_Work order_
Write out exactly the lines from the first line of the records below through the line that contains "Space group P6_3/mmc", and stop there.

_Data to examine_
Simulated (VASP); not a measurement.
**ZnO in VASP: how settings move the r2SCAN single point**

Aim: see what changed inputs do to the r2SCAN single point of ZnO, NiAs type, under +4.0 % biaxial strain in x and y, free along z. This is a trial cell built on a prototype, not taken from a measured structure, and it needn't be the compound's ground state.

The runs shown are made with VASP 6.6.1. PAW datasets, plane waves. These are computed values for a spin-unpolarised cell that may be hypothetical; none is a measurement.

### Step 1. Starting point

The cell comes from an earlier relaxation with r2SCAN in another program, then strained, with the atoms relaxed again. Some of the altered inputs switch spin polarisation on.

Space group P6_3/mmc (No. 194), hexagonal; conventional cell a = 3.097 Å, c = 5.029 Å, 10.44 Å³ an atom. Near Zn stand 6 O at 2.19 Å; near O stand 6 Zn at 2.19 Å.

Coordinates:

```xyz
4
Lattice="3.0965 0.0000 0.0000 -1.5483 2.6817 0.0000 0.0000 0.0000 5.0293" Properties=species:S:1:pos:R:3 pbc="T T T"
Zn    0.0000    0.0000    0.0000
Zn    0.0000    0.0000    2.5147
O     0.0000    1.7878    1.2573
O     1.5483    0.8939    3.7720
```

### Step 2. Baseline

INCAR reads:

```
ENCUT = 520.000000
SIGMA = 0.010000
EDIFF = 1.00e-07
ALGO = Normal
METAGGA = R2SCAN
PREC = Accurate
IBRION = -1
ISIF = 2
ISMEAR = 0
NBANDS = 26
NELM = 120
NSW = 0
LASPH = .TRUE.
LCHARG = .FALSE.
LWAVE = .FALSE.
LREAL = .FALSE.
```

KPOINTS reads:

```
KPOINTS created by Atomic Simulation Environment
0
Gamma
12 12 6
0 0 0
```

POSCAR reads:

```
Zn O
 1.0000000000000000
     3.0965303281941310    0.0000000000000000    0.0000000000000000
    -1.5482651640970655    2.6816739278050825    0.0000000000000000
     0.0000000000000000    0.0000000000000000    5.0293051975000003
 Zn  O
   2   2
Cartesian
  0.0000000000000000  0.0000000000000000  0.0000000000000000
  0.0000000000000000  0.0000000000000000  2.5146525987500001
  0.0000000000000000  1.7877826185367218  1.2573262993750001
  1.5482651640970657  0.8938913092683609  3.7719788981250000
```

_Reply_
Simulated (VASP); not a measurement.
**ZnO in VASP: how settings move the r2SCAN single point**

Aim: see what changed inputs do to the r2SCAN single point of ZnO, NiAs type, under +4.0 % biaxial strain in x and y, free along z. This is a trial cell built on a prototype, not taken from a measured structure, and it needn't be the compound's ground state.

The runs shown are made with VASP 6.6.1. PAW datasets, plane waves. These are computed values for a spin-unpolarised cell that may be hypothetical; none is a measurement.

### Step 1. Starting point

The cell comes from an earlier relaxation with r2SCAN in another program, then strained, with the atoms relaxed again. Some of the altered inputs switch spin polarisation on.

Space group P6_3/mmc (No. 194), hexagonal; conventional cell a = 3.097 Å, c = 5.029 Å, 10.44 Å³ an atom. Near Zn stand 6 O at 2.19 Å; near O stand 6 Zn at 2.19 Å.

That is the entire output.